Information:
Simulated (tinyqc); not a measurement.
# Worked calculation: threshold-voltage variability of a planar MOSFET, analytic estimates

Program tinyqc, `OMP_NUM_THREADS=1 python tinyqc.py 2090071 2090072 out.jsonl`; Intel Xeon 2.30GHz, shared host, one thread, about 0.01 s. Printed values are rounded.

Work request:
All the records are to be transcribed exactly, with no line missing.

Your response:
Simulated (tinyqc); not a measurement.
# Worked calculation: threshold-voltage variability of a planar MOSFET, analytic estimates

Program tinyqc, `OMP_NUM_THREADS=1 python tinyqc.py 2090071 2090072 out.jsonl`; Intel Xeon 2.30GHz, shared host, one thread, about 0.01 s. Printed values are rounded.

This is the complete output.